_____
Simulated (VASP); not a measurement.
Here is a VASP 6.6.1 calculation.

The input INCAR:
_____

▶ _REQUIREMENT_: Retype every entry, keeping each character as it was.

▶ _RESULT_:
Simulated (VASP); not a measurement.
Here is a VASP 6.6.1 calculation.

The input INCAR:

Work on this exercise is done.